──────────

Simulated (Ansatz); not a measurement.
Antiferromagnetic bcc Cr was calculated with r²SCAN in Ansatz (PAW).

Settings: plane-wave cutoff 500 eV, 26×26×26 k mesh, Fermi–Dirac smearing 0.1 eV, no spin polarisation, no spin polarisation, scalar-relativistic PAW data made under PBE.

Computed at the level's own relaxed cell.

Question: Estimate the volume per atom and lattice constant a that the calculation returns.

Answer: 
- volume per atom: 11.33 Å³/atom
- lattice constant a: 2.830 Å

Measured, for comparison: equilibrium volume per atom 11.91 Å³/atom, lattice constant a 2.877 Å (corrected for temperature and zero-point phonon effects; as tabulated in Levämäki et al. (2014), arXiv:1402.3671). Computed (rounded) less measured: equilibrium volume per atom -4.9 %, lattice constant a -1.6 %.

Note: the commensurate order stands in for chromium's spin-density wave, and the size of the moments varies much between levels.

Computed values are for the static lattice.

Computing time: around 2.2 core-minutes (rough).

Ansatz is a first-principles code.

──────────

• [Work task] Return only the lines from the beginning of the material up to and including the line with "Measured, for comparison: equilibrium", exactly as written.

• [Expected answer]
Simulated (Ansatz); not a measurement.
Antiferromagnetic bcc Cr was calculated with r²SCAN in Ansatz (PAW).

Settings: plane-wave cutoff 500 eV, 26×26×26 k mesh, Fermi–Dirac smearing 0.1 eV, no spin polarisation, no spin polarisation, scalar-relativistic PAW data made under PBE.

Computed at the level's own relaxed cell.

Question: Estimate the volume per atom and lattice constant a that the calculation returns.

Answer: 
- volume per atom: 11.33 Å³/atom
- lattice constant a: 2.830 Å

Measured, for comparison: equilibrium volume per atom 11.91 Å³/atom, lattice constant a 2.877 Å (corrected for temperature and zero-point phonon effects; as tabulated in Levämäki et al. (2014), arXiv:1402.3671). Computed (rounded) less measured: equilibrium volume per atom -4.9 %, lattice constant a -1.6 %.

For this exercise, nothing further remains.